REQUIRED ACTION: Word for word, restate the lines from the start of the data down to the line with "Its results: band", both included.

LISTED RECORDS:

════════════════

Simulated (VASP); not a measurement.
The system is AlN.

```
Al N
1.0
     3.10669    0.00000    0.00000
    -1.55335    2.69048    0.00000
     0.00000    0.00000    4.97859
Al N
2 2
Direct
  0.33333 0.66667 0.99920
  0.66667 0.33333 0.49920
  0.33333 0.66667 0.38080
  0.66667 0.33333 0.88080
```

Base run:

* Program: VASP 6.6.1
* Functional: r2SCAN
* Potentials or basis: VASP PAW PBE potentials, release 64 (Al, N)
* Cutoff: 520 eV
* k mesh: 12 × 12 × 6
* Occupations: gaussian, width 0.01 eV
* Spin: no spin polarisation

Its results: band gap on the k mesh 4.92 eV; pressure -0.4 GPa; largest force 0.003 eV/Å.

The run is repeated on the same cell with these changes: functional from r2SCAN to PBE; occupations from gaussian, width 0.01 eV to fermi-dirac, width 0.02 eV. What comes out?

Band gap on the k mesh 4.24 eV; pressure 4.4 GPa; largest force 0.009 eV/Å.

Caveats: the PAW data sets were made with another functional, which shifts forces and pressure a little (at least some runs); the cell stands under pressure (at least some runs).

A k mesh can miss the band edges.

════════════════

EXPECTED ANSWER:
Simulated (VASP); not a measurement.
The system is AlN.

```
Al N
1.0
     3.10669    0.00000    0.00000
    -1.55335    2.69048    0.00000
     0.00000    0.00000    4.97859
Al N
2 2
Direct
  0.33333 0.66667 0.99920
  0.66667 0.33333 0.49920
  0.33333 0.66667 0.38080
  0.66667 0.33333 0.88080
```

Base run:

* Program: VASP 6.6.1
* Functional: r2SCAN
* Potentials or basis: VASP PAW PBE potentials, release 64 (Al, N)
* Cutoff: 520 eV
* k mesh: 12 × 12 × 6
* Occupations: gaussian, width 0.01 eV
* Spin: no spin polarisation

Its results: band gap on the k mesh 4.92 eV; pressure -0.4 GPa; largest force 0.003 eV/Å.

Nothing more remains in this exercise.